- **Brief**
In full and without change, return each entry.

- **Material supplied**
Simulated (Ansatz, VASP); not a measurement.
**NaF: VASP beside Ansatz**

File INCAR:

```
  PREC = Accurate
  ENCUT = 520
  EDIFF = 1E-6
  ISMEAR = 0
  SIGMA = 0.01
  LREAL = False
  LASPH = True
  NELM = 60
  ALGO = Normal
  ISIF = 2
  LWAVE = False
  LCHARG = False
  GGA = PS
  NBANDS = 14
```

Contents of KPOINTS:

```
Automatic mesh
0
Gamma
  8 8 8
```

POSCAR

- **Answer space**
Simulated (Ansatz, VASP); not a measurement.
**NaF: VASP beside Ansatz**

File INCAR:

```
  PREC = Accurate
  ENCUT = 520
  EDIFF = 1E-6
  ISMEAR = 0
  SIGMA = 0.01
  LREAL = False
  LASPH = True
  NELM = 60
  ALGO = Normal
  ISIF = 2
  LWAVE = False
  LCHARG = False
  GGA = PS
  NBANDS = 14
```

Contents of KPOINTS:

```
Automatic mesh
0
Gamma
  8 8 8
```

POSCAR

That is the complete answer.